▸ Assigned task: Using the material below, return exactly the lines between the one holding "0.25 | 13 | 54 |" and the one holding "## The input", inclusive, and no others.

▸ Records provided:
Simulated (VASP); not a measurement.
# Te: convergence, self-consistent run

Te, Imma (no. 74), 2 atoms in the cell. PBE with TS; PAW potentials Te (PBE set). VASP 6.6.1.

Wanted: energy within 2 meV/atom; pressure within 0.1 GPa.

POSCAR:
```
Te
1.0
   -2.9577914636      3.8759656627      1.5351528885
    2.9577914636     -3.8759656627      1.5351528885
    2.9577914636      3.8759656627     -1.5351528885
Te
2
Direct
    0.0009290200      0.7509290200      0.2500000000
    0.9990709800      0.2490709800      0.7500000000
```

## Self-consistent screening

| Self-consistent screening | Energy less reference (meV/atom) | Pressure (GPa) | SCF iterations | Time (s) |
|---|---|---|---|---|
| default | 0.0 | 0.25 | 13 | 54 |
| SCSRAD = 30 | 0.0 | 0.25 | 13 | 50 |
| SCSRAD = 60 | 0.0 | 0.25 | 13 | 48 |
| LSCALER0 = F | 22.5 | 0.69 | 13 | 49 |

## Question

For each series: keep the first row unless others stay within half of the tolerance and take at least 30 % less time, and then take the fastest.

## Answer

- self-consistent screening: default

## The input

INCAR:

▸ Written solution:
| default | 0.0 | 0.25 | 13 | 54 |
| SCSRAD = 30 | 0.0 | 0.25 | 13 | 50 |
| SCSRAD = 60 | 0.0 | 0.25 | 13 | 48 |
| LSCALER0 = F | 22.5 | 0.69 | 13 | 49 |

## Question

For each series: keep the first row unless others stay within half of the tolerance and take at least 30 % less time, and then take the fastest.

## Answer

- self-consistent screening: default

## The input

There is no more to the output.